• _EXCERPTED DATA_
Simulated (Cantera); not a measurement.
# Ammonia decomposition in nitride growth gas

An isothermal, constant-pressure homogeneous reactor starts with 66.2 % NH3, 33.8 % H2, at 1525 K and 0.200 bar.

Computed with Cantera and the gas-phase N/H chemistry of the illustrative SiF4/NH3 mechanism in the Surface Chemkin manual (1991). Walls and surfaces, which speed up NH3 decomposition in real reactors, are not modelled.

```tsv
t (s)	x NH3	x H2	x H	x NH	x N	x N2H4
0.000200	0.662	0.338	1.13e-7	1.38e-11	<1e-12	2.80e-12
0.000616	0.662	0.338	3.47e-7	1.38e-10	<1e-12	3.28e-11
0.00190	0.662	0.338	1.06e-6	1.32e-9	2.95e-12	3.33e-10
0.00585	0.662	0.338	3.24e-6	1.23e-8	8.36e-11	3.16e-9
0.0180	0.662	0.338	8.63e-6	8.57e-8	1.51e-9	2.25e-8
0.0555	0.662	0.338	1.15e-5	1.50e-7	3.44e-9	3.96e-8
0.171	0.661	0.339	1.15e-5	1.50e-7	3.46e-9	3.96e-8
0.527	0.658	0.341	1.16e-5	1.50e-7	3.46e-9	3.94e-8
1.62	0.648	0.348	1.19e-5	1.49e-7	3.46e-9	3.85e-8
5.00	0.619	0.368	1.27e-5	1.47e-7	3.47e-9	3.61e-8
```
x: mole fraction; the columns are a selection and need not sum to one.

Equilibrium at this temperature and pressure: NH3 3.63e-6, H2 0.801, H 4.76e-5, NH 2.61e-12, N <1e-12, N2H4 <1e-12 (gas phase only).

• _ACTION ITEM_
Reproduce verbatim only the segment of the listing bounded by the line containing "# Ammonia decomposition in nitride growth gas" and the line containing "Computed with Cantera", with both boundary lines included.

• _ANSWER AREA_
# Ammonia decomposition in nitride growth gas

An isothermal, constant-pressure homogeneous reactor starts with 66.2 % NH3, 33.8 % H2, at 1525 K and 0.200 bar.

Computed with Cantera and the gas-phase N/H chemistry of the illustrative SiF4/NH3 mechanism in the Surface Chemkin manual (1991). Walls and surfaces, which speed up NH3 decomposition in real reactors, are not modelled.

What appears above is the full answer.